------ GIVEN RECORDS ------

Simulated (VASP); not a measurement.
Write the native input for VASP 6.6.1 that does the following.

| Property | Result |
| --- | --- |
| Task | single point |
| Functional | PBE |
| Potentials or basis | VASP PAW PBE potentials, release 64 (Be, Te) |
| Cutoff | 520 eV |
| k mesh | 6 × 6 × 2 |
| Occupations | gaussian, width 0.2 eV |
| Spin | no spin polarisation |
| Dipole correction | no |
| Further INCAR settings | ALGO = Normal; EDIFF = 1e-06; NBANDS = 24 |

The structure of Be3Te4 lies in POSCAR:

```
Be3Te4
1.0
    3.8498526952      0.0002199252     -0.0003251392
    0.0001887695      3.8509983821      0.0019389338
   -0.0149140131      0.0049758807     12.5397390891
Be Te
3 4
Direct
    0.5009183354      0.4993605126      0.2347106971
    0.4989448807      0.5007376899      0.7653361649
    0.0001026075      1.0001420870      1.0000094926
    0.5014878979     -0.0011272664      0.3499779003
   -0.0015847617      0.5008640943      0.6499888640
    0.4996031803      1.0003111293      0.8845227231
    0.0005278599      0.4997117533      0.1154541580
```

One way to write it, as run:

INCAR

------

§ **ACTIVITY**
Each entry above must be repeated exactly, with nothing dropped.

§ **SOLUTION**
Simulated (VASP); not a measurement.
Write the native input for VASP 6.6.1 that does the following.

| Property | Result |
| --- | --- |
| Task | single point |
| Functional | PBE |
| Potentials or basis | VASP PAW PBE potentials, release 64 (Be, Te) |
| Cutoff | 520 eV |
| k mesh | 6 × 6 × 2 |
| Occupations | gaussian, width 0.2 eV |
| Spin | no spin polarisation |
| Dipole correction | no |
| Further INCAR settings | ALGO = Normal; EDIFF = 1e-06; NBANDS = 24 |

The structure of Be3Te4 lies in POSCAR:

```
Be3Te4
1.0
    3.8498526952      0.0002199252     -0.0003251392
    0.0001887695      3.8509983821      0.0019389338
   -0.0149140131      0.0049758807     12.5397390891
Be Te
3 4
Direct
    0.5009183354      0.4993605126      0.2347106971
    0.4989448807      0.5007376899      0.7653361649
    0.0001026075      1.0001420870      1.0000094926
    0.5014878979     -0.0011272664      0.3499779003
   -0.0015847617      0.5008640943      0.6499888640
    0.4996031803      1.0003111293      0.8845227231
    0.0005278599      0.4997117533      0.1154541580
```

One way to write it, as run:

INCAR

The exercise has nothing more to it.